#### PROVIDED RECORDS

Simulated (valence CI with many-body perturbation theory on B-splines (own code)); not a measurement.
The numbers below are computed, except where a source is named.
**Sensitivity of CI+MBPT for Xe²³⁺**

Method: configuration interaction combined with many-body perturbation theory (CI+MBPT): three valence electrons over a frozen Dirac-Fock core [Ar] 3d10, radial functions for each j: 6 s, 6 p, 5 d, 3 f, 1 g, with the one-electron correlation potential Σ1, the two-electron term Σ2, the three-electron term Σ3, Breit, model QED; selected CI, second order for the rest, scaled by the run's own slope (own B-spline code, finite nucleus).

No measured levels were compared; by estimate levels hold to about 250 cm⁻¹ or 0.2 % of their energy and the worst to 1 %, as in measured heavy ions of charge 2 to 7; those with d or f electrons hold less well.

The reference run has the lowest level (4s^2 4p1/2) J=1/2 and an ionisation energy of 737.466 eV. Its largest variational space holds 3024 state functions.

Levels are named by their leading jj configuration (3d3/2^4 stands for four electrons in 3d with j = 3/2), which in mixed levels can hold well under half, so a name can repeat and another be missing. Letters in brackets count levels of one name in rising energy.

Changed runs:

########

BRIEF
Write out all the material exactly.

EXERCISE RESULT
Simulated (valence CI with many-body perturbation theory on B-splines (own code)); not a measurement.
The numbers below are computed, except where a source is named.
**Sensitivity of CI+MBPT for Xe²³⁺**

Method: configuration interaction combined with many-body perturbation theory (CI+MBPT): three valence electrons over a frozen Dirac-Fock core [Ar] 3d10, radial functions for each j: 6 s, 6 p, 5 d, 3 f, 1 g, with the one-electron correlation potential Σ1, the two-electron term Σ2, the three-electron term Σ3, Breit, model QED; selected CI, second order for the rest, scaled by the run's own slope (own B-spline code, finite nucleus).

No measured levels were compared; by estimate levels hold to about 250 cm⁻¹ or 0.2 % of their energy and the worst to 1 %, as in measured heavy ions of charge 2 to 7; those with d or f electrons hold less well.

The reference run has the lowest level (4s^2 4p1/2) J=1/2 and an ionisation energy of 737.466 eV. Its largest variational space holds 3024 state functions.

Levels are named by their leading jj configuration (3d3/2^4 stands for four electrons in 3d with j = 3/2), which in mixed levels can hold well under half, so a name can repeat and another be missing. Letters in brackets count levels of one name in rising energy.

Changed runs:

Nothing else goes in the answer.